• [Requirement]: Repeat the whole listing, keeping each line as it is.

☆ ☆ ☆ ☆ ☆

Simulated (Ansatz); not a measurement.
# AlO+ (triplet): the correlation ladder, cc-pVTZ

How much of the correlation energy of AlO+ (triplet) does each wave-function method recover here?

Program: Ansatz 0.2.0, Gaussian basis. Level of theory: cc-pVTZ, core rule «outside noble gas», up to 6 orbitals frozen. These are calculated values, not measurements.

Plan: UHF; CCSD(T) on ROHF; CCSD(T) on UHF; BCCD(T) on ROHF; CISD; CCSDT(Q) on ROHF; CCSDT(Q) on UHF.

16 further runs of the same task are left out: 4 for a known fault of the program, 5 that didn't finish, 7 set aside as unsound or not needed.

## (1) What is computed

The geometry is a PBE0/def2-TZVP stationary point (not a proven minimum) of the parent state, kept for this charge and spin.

☆ ☆ ☆ ☆ ☆

• [Exercise response]:
Simulated (Ansatz); not a measurement.
# AlO+ (triplet): the correlation ladder, cc-pVTZ

How much of the correlation energy of AlO+ (triplet) does each wave-function method recover here?

Program: Ansatz 0.2.0, Gaussian basis. Level of theory: cc-pVTZ, core rule «outside noble gas», up to 6 orbitals frozen. These are calculated values, not measurements.

Plan: UHF; CCSD(T) on ROHF; CCSD(T) on UHF; BCCD(T) on ROHF; CISD; CCSDT(Q) on ROHF; CCSDT(Q) on UHF.

16 further runs of the same task are left out: 4 for a known fault of the program, 5 that didn't finish, 7 set aside as unsound or not needed.

## (1) What is computed

The geometry is a PBE0/def2-TZVP stationary point (not a proven minimum) of the parent state, kept for this charge and spin.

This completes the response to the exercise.